TASK ITEM ::
Print the first line of the records below and every line after it, up to and including the line with "From CRC Handbook". Print nothing else.

=== Begin Enclosure ===
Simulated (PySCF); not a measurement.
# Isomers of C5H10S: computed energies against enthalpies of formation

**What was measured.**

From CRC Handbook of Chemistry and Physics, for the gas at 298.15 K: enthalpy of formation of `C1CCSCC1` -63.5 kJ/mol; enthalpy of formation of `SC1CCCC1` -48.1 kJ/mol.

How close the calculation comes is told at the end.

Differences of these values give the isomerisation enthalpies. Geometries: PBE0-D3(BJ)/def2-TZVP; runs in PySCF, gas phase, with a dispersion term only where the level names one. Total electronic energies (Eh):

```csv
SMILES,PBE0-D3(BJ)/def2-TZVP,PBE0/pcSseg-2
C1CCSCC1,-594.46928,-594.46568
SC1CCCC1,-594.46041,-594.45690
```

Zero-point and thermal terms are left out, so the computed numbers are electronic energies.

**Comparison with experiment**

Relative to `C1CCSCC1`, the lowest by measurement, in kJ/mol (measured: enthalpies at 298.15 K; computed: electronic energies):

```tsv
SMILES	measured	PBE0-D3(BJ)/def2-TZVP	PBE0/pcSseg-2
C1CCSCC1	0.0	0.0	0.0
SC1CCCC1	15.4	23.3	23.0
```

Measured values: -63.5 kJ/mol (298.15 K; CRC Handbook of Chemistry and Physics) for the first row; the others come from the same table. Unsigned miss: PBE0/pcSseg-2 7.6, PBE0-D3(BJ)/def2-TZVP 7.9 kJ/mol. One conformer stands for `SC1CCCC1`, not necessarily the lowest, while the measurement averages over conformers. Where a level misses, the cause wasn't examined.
=== End Enclosure ===

EXERCISE SOLUTION ::
Simulated (PySCF); not a measurement.
# Isomers of C5H10S: computed energies against enthalpies of formation

**What was measured.**

From CRC Handbook of Chemistry and Physics, for the gas at 298.15 K: enthalpy of formation of `C1CCSCC1` -63.5 kJ/mol; enthalpy of formation of `SC1CCCC1` -48.1 kJ/mol.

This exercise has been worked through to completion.